An exact copy of every entry is what's needed, so please transcribe them all.

###

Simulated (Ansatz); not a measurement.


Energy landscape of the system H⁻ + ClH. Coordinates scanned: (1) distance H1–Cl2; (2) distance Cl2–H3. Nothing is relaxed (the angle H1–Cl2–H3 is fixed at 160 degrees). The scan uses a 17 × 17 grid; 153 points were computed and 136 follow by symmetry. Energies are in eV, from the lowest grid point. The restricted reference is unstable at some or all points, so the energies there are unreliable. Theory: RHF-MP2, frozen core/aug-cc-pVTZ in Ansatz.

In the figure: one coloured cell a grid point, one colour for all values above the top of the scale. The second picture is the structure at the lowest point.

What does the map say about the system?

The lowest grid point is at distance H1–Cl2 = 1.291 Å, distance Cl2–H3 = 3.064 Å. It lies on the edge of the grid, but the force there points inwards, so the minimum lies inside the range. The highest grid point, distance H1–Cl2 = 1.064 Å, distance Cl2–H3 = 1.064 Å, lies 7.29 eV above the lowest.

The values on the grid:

###

RESPONSE AREA:
Simulated (Ansatz); not a measurement.


Energy landscape of the system H⁻ + ClH. Coordinates scanned: (1) distance H1–Cl2; (2) distance Cl2–H3. Nothing is relaxed (the angle H1–Cl2–H3 is fixed at 160 degrees). The scan uses a 17 × 17 grid; 153 points were computed and 136 follow by symmetry. Energies are in eV, from the lowest grid point. The restricted reference is unstable at some or all points, so the energies there are unreliable. Theory: RHF-MP2, frozen core/aug-cc-pVTZ in Ansatz.

In the figure: one coloured cell a grid point, one colour for all values above the top of the scale. The second picture is the structure at the lowest point.

What does the map say about the system?

The lowest grid point is at distance H1–Cl2 = 1.291 Å, distance Cl2–H3 = 3.064 Å. It lies on the edge of the grid, but the force there points inwards, so the minimum lies inside the range. The highest grid point, distance H1–Cl2 = 1.064 Å, distance Cl2–H3 = 1.064 Å, lies 7.29 eV above the lowest.

The values on the grid:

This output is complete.